= EXERCISE =
Every line of the listing that follows must be written out unchanged.

= GIVEN ENTRIES =
#####

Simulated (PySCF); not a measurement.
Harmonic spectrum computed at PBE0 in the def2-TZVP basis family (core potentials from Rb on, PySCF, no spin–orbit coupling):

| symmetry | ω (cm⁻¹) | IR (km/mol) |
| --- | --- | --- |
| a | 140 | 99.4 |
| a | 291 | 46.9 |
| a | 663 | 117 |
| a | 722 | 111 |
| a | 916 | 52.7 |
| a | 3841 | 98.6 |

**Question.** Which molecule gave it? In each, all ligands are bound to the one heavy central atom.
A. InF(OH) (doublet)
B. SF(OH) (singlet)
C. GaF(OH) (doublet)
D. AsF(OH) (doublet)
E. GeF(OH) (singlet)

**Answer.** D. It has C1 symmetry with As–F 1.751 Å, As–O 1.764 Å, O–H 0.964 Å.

#####

= ANSWER BOX =
Simulated (PySCF); not a measurement.
Harmonic spectrum computed at PBE0 in the def2-TZVP basis family (core potentials from Rb on, PySCF, no spin–orbit coupling):

| symmetry | ω (cm⁻¹) | IR (km/mol) |
| --- | --- | --- |
| a | 140 | 99.4 |
| a | 291 | 46.9 |
| a | 663 | 117 |
| a | 722 | 111 |
| a | 916 | 52.7 |
| a | 3841 | 98.6 |

**Question.** Which molecule gave it? In each, all ligands are bound to the one heavy central atom.
A. InF(OH) (doublet)
B. SF(OH) (singlet)
C. GaF(OH) (doublet)
D. AsF(OH) (doublet)
E. GeF(OH) (singlet)

**Answer.** D. It has C1 symmetry with As–F 1.751 Å, As–O 1.764 Å, O–H 0.964 Å.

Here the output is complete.